ASSIGNMENT:
Among the records below, find the line that has "release 64 (Co)"; from there, give the lines again exactly, and stop after the line that has "Its results: pressure -14.6 GPa.".

ENTRIES SUPPLIED:
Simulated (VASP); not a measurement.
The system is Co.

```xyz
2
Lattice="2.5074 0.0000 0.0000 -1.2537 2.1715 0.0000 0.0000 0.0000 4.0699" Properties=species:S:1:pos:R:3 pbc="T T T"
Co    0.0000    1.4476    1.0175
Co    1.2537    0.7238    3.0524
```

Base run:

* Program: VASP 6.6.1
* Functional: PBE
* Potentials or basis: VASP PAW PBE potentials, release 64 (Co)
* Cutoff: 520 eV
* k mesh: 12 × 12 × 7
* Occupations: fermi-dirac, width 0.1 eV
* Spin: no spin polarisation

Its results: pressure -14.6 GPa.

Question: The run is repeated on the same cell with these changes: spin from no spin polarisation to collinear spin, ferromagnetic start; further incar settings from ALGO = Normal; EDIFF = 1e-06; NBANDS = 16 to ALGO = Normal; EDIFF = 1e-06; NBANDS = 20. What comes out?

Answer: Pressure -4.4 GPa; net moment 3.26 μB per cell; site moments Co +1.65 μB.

TASK ANSWER:
* Potentials or basis: VASP PAW PBE potentials, release 64 (Co)
* Cutoff: 520 eV
* k mesh: 12 × 12 × 7
* Occupations: fermi-dirac, width 0.1 eV
* Spin: no spin polarisation

Its results: pressure -14.6 GPa.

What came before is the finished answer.